========

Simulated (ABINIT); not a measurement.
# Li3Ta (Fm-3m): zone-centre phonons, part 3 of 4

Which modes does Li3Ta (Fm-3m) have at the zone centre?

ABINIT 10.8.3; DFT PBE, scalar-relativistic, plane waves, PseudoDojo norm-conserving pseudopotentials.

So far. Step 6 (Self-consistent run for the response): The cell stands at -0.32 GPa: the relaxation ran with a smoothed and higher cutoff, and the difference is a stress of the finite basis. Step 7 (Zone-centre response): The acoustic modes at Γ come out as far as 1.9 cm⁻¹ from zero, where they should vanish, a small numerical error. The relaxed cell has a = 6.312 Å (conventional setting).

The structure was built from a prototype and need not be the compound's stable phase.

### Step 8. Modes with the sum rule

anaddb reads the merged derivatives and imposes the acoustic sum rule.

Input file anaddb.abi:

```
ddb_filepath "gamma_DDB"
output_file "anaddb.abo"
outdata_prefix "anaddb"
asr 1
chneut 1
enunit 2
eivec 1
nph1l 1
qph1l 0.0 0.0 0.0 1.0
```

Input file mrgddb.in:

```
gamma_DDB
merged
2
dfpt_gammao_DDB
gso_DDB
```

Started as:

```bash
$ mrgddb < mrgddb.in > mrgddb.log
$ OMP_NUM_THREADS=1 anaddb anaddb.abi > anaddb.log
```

========

▶ [Exercise]: Retype the whole listing, matching it exactly.

▶ [Task result]:
Simulated (ABINIT); not a measurement.
# Li3Ta (Fm-3m): zone-centre phonons, part 3 of 4

Which modes does Li3Ta (Fm-3m) have at the zone centre?

ABINIT 10.8.3; DFT PBE, scalar-relativistic, plane waves, PseudoDojo norm-conserving pseudopotentials.

So far. Step 6 (Self-consistent run for the response): The cell stands at -0.32 GPa: the relaxation ran with a smoothed and higher cutoff, and the difference is a stress of the finite basis. Step 7 (Zone-centre response): The acoustic modes at Γ come out as far as 1.9 cm⁻¹ from zero, where they should vanish, a small numerical error. The relaxed cell has a = 6.312 Å (conventional setting).

The structure was built from a prototype and need not be the compound's stable phase.

### Step 8. Modes with the sum rule

anaddb reads the merged derivatives and imposes the acoustic sum rule.

Input file anaddb.abi:

```
ddb_filepath "gamma_DDB"
output_file "anaddb.abo"
outdata_prefix "anaddb"
asr 1
chneut 1
enunit 2
eivec 1
nph1l 1
qph1l 0.0 0.0 0.0 1.0
```

Input file mrgddb.in:

```
gamma_DDB
merged
2
dfpt_gammao_DDB
gso_DDB
```

Started as:

```bash
$ mrgddb < mrgddb.in > mrgddb.log
$ OMP_NUM_THREADS=1 anaddb anaddb.abi > anaddb.log
```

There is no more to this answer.